__Brief__
Reproduce the data exactly. Omit no record.

__Records shown__
==================================================
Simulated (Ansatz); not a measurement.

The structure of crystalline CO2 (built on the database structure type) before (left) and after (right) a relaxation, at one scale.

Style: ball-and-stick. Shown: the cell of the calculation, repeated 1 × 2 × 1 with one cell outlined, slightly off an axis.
==================================================

__Problem solution__
Simulated (Ansatz); not a measurement.

The structure of crystalline CO2 (built on the database structure type) before (left) and after (right) a relaxation, at one scale.

Style: ball-and-stick. Shown: the cell of the calculation, repeated 1 × 2 × 1 with one cell outlined, slightly off an axis.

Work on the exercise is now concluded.